......
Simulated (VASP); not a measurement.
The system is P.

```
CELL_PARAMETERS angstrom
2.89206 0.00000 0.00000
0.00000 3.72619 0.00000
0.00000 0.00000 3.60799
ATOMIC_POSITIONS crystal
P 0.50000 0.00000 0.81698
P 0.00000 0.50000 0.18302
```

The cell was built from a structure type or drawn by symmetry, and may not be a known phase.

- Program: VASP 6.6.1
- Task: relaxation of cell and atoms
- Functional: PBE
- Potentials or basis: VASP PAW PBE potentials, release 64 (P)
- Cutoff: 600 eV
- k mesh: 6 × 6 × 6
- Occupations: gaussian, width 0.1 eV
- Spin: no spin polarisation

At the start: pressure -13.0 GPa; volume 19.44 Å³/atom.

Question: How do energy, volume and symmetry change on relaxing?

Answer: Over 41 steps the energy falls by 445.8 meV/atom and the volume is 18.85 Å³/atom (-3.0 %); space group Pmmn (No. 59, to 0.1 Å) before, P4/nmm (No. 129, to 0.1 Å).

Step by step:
......

# Work request
Please reproduce exactly the lines in the listing above from the one containing "- Task: relaxation of cell and atoms" through the one containing "Answer: Over 41", both included, and nothing more.

# Worked solution
- Task: relaxation of cell and atoms
- Functional: PBE
- Potentials or basis: VASP PAW PBE potentials, release 64 (P)
- Cutoff: 600 eV
- k mesh: 6 × 6 × 6
- Occupations: gaussian, width 0.1 eV
- Spin: no spin polarisation

At the start: pressure -13.0 GPa; volume 19.44 Å³/atom.

Question: How do energy, volume and symmetry change on relaxing?

Answer: Over 41 steps the energy falls by 445.8 meV/atom and the volume is 18.85 Å³/atom (-3.0 %); space group Pmmn (No. 59, to 0.1 Å) before, P4/nmm (No. 129, to 0.1 Å).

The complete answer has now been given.